══════════════════════════════

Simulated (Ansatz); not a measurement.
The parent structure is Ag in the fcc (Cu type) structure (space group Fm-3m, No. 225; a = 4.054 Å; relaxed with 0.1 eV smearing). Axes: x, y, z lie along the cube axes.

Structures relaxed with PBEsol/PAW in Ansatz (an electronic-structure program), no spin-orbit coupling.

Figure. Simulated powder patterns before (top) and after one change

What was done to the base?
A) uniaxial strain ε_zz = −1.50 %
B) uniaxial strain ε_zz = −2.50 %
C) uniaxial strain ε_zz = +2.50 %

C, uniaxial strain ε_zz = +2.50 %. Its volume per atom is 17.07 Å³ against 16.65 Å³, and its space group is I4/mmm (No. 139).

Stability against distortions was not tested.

══════════════════════════════

■ Task item ■
Transcribe only the lines from the beginning of the entries to the line with "The parent structure", inclusive, exactly as written.

■ Written solution ■
Simulated (Ansatz); not a measurement.
The parent structure is Ag in the fcc (Cu type) structure (space group Fm-3m, No. 225; a = 4.054 Å; relaxed with 0.1 eV smearing). Axes: x, y, z lie along the cube axes.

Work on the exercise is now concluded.